* **Stored data**
==========

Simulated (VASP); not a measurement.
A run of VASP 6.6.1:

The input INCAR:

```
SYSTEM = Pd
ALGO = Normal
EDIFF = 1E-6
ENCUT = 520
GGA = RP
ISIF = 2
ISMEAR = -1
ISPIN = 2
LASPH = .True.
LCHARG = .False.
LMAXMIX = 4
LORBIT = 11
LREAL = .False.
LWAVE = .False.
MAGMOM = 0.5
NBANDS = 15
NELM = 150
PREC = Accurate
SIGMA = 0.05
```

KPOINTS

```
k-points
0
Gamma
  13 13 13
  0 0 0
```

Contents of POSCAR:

==========

* **Activity**
When you repeat the data, keep each line exactly as given.

* **Answer space**
Simulated (VASP); not a measurement.
A run of VASP 6.6.1:

The input INCAR:

```
SYSTEM = Pd
ALGO = Normal
EDIFF = 1E-6
ENCUT = 520
GGA = RP
ISIF = 2
ISMEAR = -1
ISPIN = 2
LASPH = .True.
LCHARG = .False.
LMAXMIX = 4
LORBIT = 11
LREAL = .False.
LWAVE = .False.
MAGMOM = 0.5
NBANDS = 15
NELM = 150
PREC = Accurate
SIGMA = 0.05
```

KPOINTS

```
k-points
0
Gamma
  13 13 13
  0 0 0
```

Contents of POSCAR:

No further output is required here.